* **Extracted records**
════════

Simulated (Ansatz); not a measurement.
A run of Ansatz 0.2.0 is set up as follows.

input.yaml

════════

* **Work instruction**
Could you copy out all the material word for word?

* **Exercise solution**
Simulated (Ansatz); not a measurement.
A run of Ansatz 0.2.0 is set up as follows.

input.yaml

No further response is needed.